§ **Given information**:
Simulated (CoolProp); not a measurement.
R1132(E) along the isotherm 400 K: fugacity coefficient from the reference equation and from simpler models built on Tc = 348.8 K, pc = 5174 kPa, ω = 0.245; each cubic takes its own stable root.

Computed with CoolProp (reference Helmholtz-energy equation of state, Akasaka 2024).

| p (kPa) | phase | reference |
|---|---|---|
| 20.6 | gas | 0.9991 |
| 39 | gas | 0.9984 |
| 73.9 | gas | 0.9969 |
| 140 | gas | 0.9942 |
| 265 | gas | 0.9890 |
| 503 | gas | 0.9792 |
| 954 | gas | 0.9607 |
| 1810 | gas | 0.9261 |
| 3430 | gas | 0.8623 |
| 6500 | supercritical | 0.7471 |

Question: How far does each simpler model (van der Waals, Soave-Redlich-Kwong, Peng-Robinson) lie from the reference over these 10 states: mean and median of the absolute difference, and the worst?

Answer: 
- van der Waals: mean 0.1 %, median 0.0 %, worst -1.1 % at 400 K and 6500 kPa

§ **Assignment**: Taking the material above, extract exactly and only the lines from the line with "Computed with CoolProp" to the line with "supercritical | 0.7471 |", inclusive of both.

§ **Reply**:
Computed with CoolProp (reference Helmholtz-energy equation of state, Akasaka 2024).

| p (kPa) | phase | reference |
|---|---|---|
| 20.6 | gas | 0.9991 |
| 39 | gas | 0.9984 |
| 73.9 | gas | 0.9969 |
| 140 | gas | 0.9942 |
| 265 | gas | 0.9890 |
| 503 | gas | 0.9792 |
| 954 | gas | 0.9607 |
| 1810 | gas | 0.9261 |
| 3430 | gas | 0.8623 |
| 6500 | supercritical | 0.7471 |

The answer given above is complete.